REQUIRED ACTION: Your reply should consist solely of the lines from the start of the material below through the line containing "Q: Estimate wall", reproduced exactly.

RECORDED DATA:
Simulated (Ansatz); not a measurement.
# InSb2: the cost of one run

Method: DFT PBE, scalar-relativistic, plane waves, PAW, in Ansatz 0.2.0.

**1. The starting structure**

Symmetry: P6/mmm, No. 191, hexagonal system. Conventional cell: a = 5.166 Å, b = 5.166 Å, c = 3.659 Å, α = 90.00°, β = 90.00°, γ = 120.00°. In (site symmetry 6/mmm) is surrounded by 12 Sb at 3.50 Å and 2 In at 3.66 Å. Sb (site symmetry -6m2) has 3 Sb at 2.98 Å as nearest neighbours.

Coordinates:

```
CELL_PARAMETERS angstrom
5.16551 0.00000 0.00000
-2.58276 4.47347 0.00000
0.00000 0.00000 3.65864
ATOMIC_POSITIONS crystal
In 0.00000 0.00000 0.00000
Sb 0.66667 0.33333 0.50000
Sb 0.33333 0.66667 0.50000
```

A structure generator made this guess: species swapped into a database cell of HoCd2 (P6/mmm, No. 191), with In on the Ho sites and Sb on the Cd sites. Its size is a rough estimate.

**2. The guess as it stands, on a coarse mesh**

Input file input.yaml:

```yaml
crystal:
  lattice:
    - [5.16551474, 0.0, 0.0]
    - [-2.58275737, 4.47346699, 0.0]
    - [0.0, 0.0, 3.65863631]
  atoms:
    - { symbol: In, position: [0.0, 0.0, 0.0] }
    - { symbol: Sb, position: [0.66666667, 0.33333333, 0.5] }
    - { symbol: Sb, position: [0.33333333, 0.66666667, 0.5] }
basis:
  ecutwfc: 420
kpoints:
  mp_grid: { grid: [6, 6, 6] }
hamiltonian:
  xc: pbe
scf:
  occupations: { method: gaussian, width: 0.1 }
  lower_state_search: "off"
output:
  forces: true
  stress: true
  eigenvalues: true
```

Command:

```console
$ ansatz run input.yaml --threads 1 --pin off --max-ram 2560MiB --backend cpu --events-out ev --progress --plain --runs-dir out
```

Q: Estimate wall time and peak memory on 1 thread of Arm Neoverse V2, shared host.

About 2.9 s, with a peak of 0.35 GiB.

EXERCISE RESULT:
Simulated (Ansatz); not a measurement.
# InSb2: the cost of one run

Method: DFT PBE, scalar-relativistic, plane waves, PAW, in Ansatz 0.2.0.

**1. The starting structure**

Symmetry: P6/mmm, No. 191, hexagonal system. Conventional cell: a = 5.166 Å, b = 5.166 Å, c = 3.659 Å, α = 90.00°, β = 90.00°, γ = 120.00°. In (site symmetry 6/mmm) is surrounded by 12 Sb at 3.50 Å and 2 In at 3.66 Å. Sb (site symmetry -6m2) has 3 Sb at 2.98 Å as nearest neighbours.

Coordinates:

```
CELL_PARAMETERS angstrom
5.16551 0.00000 0.00000
-2.58276 4.47347 0.00000
0.00000 0.00000 3.65864
ATOMIC_POSITIONS crystal
In 0.00000 0.00000 0.00000
Sb 0.66667 0.33333 0.50000
Sb 0.33333 0.66667 0.50000
```

A structure generator made this guess: species swapped into a database cell of HoCd2 (P6/mmm, No. 191), with In on the Ho sites and Sb on the Cd sites. Its size is a rough estimate.

**2. The guess as it stands, on a coarse mesh**

Input file input.yaml:

```yaml
crystal:
  lattice:
    - [5.16551474, 0.0, 0.0]
    - [-2.58275737, 4.47346699, 0.0]
    - [0.0, 0.0, 3.65863631]
  atoms:
    - { symbol: In, position: [0.0, 0.0, 0.0] }
    - { symbol: Sb, position: [0.66666667, 0.33333333, 0.5] }
    - { symbol: Sb, position: [0.33333333, 0.66666667, 0.5] }
basis:
  ecutwfc: 420
kpoints:
  mp_grid: { grid: [6, 6, 6] }
hamiltonian:
  xc: pbe
scf:
  occupations: { method: gaussian, width: 0.1 }
  lower_state_search: "off"
output:
  forces: true
  stress: true
  eigenvalues: true
```

Command:

```console
$ ansatz run input.yaml --threads 1 --pin off --max-ram 2560MiB --backend cpu --events-out ev --progress --plain --runs-dir out
```

Q: Estimate wall time and peak memory on 1 thread of Arm Neoverse V2, shared host.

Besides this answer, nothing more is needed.